§ BRIEF
Word for word, please restate the lines from the beginning of the data through the line in which "Question: Translate this" appears.

-- LISTED RECORDS follows --
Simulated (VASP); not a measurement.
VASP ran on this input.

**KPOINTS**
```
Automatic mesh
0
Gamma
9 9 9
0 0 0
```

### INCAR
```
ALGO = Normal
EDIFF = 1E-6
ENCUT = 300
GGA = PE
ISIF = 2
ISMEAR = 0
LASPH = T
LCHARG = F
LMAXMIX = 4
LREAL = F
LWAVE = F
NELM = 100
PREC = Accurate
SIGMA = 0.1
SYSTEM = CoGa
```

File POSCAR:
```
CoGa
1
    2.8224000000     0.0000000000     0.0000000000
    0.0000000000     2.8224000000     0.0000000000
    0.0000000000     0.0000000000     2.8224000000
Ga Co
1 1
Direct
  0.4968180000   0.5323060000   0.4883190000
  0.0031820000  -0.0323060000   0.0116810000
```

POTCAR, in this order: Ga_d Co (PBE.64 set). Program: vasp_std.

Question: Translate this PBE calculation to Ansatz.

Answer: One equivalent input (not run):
-- LISTED RECORDS concluded --

§ EXPECTED ANSWER
Simulated (VASP); not a measurement.
VASP ran on this input.

**KPOINTS**
```
Automatic mesh
0
Gamma
9 9 9
0 0 0
```

### INCAR
```
ALGO = Normal
EDIFF = 1E-6
ENCUT = 300
GGA = PE
ISIF = 2
ISMEAR = 0
LASPH = T
LCHARG = F
LMAXMIX = 4
LREAL = F
LWAVE = F
NELM = 100
PREC = Accurate
SIGMA = 0.1
SYSTEM = CoGa
```

File POSCAR:
```
CoGa
1
    2.8224000000     0.0000000000     0.0000000000
    0.0000000000     2.8224000000     0.0000000000
    0.0000000000     0.0000000000     2.8224000000
Ga Co
1 1
Direct
  0.4968180000   0.5323060000   0.4883190000
  0.0031820000  -0.0323060000   0.0116810000
```

POTCAR, in this order: Ga_d Co (PBE.64 set). Program: vasp_std.

Question: Translate this PBE calculation to Ansatz.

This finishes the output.